REQUIRED ACTION: Exact repetition is required: output every record in full.

···

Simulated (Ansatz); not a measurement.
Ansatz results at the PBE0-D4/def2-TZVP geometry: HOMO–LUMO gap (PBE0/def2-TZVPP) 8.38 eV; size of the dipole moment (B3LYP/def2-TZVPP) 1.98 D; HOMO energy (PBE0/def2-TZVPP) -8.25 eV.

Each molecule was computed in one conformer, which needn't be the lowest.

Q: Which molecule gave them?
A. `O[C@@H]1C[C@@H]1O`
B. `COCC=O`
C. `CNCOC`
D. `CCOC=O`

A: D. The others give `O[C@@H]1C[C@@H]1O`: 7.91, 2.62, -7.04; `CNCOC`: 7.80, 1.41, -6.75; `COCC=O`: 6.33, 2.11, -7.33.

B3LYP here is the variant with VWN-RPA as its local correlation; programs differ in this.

···

RESPONSE BOX:
Simulated (Ansatz); not a measurement.
Ansatz results at the PBE0-D4/def2-TZVP geometry: HOMO–LUMO gap (PBE0/def2-TZVPP) 8.38 eV; size of the dipole moment (B3LYP/def2-TZVPP) 1.98 D; HOMO energy (PBE0/def2-TZVPP) -8.25 eV.

Each molecule was computed in one conformer, which needn't be the lowest.

Q: Which molecule gave them?
A. `O[C@@H]1C[C@@H]1O`
B. `COCC=O`
C. `CNCOC`
D. `CCOC=O`

A: D. The others give `O[C@@H]1C[C@@H]1O`: 7.91, 2.62, -7.04; `CNCOC`: 7.80, 1.41, -6.75; `COCC=O`: 6.33, 2.11, -7.33.

B3LYP here is the variant with VWN-RPA as its local correlation; programs differ in this.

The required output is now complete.